• REQUIRED ACTION
Reproduce the data below word for word.

• RAW DATA

Content starts

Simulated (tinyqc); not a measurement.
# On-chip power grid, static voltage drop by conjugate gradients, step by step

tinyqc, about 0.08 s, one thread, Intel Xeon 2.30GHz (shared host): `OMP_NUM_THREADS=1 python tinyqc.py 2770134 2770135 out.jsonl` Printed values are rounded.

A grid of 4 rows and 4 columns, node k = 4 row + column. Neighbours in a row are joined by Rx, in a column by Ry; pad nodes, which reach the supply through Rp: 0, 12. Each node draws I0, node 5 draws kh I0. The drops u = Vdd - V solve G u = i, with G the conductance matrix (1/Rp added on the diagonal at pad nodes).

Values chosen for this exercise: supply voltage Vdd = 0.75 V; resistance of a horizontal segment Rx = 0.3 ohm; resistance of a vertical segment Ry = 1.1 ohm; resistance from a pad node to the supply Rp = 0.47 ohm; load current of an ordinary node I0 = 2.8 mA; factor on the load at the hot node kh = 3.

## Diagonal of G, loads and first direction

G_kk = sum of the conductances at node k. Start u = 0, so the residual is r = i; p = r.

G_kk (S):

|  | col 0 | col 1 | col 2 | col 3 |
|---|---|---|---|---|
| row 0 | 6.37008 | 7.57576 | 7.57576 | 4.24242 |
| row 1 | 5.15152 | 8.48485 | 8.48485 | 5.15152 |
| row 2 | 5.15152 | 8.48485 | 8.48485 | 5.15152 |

Content ends

• ANSWER SPACE
Simulated (tinyqc); not a measurement.
# On-chip power grid, static voltage drop by conjugate gradients, step by step

tinyqc, about 0.08 s, one thread, Intel Xeon 2.30GHz (shared host): `OMP_NUM_THREADS=1 python tinyqc.py 2770134 2770135 out.jsonl` Printed values are rounded.

A grid of 4 rows and 4 columns, node k = 4 row + column. Neighbours in a row are joined by Rx, in a column by Ry; pad nodes, which reach the supply through Rp: 0, 12. Each node draws I0, node 5 draws kh I0. The drops u = Vdd - V solve G u = i, with G the conductance matrix (1/Rp added on the diagonal at pad nodes).

Values chosen for this exercise: supply voltage Vdd = 0.75 V; resistance of a horizontal segment Rx = 0.3 ohm; resistance of a vertical segment Ry = 1.1 ohm; resistance from a pad node to the supply Rp = 0.47 ohm; load current of an ordinary node I0 = 2.8 mA; factor on the load at the hot node kh = 3.

## Diagonal of G, loads and first direction

G_kk = sum of the conductances at node k. Start u = 0, so the residual is r = i; p = r.

G_kk (S):

|  | col 0 | col 1 | col 2 | col 3 |
|---|---|---|---|---|
| row 0 | 6.37008 | 7.57576 | 7.57576 | 4.24242 |
| row 1 | 5.15152 | 8.48485 | 8.48485 | 5.15152 |
| row 2 | 5.15152 | 8.48485 | 8.48485 | 5.15152 |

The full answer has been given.